- _Assignment_:
Return the data below exactly, stopping after the line with "## 1. The cell of the first run".

- _Records provided_:
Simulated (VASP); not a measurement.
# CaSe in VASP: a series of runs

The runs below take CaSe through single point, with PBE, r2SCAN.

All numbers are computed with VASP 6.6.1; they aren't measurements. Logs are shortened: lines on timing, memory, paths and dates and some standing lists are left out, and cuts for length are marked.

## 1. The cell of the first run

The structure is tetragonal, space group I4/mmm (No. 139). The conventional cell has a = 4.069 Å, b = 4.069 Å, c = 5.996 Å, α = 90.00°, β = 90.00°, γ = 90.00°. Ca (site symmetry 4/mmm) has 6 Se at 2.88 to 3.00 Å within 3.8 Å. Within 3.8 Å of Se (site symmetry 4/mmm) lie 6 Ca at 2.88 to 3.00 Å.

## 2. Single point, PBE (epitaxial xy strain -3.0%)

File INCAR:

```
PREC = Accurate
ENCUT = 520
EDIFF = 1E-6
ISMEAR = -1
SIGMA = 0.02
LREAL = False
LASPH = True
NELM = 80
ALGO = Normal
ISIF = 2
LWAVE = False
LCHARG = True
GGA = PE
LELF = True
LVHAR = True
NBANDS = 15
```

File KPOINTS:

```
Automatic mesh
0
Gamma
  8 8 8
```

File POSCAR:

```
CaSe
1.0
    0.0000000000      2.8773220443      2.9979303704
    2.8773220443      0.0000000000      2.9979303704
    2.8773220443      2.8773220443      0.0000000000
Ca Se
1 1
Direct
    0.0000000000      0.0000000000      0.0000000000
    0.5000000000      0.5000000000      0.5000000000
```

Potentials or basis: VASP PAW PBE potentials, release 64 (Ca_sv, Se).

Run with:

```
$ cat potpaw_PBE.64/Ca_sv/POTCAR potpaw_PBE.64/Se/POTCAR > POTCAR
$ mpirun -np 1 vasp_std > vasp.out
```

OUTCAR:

- _Written response_:
Simulated (VASP); not a measurement.
# CaSe in VASP: a series of runs

The runs below take CaSe through single point, with PBE, r2SCAN.

All numbers are computed with VASP 6.6.1; they aren't measurements. Logs are shortened: lines on timing, memory, paths and dates and some standing lists are left out, and cuts for length are marked.

## 1. The cell of the first run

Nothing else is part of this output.